> EXTRACTED RECORDS
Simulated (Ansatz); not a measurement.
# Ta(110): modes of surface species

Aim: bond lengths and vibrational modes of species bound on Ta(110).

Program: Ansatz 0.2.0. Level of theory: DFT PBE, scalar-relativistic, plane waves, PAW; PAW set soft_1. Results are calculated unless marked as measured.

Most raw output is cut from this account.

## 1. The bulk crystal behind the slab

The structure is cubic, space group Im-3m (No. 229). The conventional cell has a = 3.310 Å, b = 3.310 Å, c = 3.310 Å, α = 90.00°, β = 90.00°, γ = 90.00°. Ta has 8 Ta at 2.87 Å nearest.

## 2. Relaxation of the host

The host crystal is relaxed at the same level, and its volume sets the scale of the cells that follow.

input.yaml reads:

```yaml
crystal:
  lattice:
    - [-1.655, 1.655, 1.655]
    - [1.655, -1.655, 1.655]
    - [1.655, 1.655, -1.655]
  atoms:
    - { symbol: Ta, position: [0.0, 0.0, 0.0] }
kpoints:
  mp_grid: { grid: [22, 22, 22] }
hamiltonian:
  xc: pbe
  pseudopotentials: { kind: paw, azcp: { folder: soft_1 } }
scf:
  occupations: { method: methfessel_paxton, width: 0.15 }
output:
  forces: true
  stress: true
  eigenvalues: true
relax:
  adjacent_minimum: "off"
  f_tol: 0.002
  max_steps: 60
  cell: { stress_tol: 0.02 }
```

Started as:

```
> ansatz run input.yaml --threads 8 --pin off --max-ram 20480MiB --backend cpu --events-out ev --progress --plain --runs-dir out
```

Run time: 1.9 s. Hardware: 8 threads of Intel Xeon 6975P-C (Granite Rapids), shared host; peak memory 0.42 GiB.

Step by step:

> ACTION ITEM
In full and without alteration, return every line above.

> WRITTEN RESPONSE
Simulated (Ansatz); not a measurement.
# Ta(110): modes of surface species

Aim: bond lengths and vibrational modes of species bound on Ta(110).

Program: Ansatz 0.2.0. Level of theory: DFT PBE, scalar-relativistic, plane waves, PAW; PAW set soft_1. Results are calculated unless marked as measured.

Most raw output is cut from this account.

## 1. The bulk crystal behind the slab

The structure is cubic, space group Im-3m (No. 229). The conventional cell has a = 3.310 Å, b = 3.310 Å, c = 3.310 Å, α = 90.00°, β = 90.00°, γ = 90.00°. Ta has 8 Ta at 2.87 Å nearest.

## 2. Relaxation of the host

The host crystal is relaxed at the same level, and its volume sets the scale of the cells that follow.

input.yaml reads:

```yaml
crystal:
  lattice:
    - [-1.655, 1.655, 1.655]
    - [1.655, -1.655, 1.655]
    - [1.655, 1.655, -1.655]
  atoms:
    - { symbol: Ta, position: [0.0, 0.0, 0.0] }
kpoints:
  mp_grid: { grid: [22, 22, 22] }
hamiltonian:
  xc: pbe
  pseudopotentials: { kind: paw, azcp: { folder: soft_1 } }
scf:
  occupations: { method: methfessel_paxton, width: 0.15 }
output:
  forces: true
  stress: true
  eigenvalues: true
relax:
  adjacent_minimum: "off"
  f_tol: 0.002
  max_steps: 60
  cell: { stress_tol: 0.02 }
```

Started as:

```
> ansatz run input.yaml --threads 8 --pin off --max-ram 20480MiB --backend cpu --events-out ev --progress --plain --runs-dir out
```

Run time: 1.9 s. Hardware: 8 threads of Intel Xeon 6975P-C (Granite Rapids), shared host; peak memory 0.42 GiB.

Step by step:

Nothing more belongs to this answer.